== Segment start ==

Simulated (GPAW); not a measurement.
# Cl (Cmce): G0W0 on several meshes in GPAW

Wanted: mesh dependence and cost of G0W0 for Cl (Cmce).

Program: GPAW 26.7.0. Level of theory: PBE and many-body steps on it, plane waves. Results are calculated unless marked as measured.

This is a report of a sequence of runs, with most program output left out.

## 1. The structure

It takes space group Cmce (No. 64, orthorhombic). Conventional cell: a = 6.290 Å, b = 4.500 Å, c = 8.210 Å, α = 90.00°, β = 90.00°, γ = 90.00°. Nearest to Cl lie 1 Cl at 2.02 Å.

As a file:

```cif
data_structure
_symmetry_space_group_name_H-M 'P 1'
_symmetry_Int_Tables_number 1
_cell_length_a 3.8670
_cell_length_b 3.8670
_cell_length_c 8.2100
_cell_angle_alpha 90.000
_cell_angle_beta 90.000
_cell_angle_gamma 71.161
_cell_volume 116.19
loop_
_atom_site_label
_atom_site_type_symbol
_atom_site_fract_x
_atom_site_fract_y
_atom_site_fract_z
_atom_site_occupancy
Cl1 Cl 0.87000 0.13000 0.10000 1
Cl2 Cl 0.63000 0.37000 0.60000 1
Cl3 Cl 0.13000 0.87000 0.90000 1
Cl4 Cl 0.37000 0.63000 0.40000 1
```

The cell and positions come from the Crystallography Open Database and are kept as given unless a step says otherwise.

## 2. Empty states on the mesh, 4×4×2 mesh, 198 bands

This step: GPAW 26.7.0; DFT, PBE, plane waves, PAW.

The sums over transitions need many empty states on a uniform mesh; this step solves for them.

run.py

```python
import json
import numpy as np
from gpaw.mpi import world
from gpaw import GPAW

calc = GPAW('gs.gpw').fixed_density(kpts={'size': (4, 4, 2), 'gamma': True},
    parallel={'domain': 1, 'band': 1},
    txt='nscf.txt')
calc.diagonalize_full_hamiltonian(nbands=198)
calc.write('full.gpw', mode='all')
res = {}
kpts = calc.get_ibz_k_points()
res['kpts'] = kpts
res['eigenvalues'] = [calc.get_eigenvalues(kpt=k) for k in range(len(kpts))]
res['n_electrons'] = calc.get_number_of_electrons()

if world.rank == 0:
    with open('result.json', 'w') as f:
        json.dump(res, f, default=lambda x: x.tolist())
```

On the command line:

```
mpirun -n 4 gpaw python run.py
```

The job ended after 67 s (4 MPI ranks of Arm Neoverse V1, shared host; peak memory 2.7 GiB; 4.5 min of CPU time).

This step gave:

== Segment end ==

Requirement ::
All lines from the opening of the material through the line that contains "## 1. The structure" are to be printed exactly, with no others.

Result ::
Simulated (GPAW); not a measurement.
# Cl (Cmce): G0W0 on several meshes in GPAW

Wanted: mesh dependence and cost of G0W0 for Cl (Cmce).

Program: GPAW 26.7.0. Level of theory: PBE and many-body steps on it, plane waves. Results are calculated unless marked as measured.

This is a report of a sequence of runs, with most program output left out.

## 1. The structure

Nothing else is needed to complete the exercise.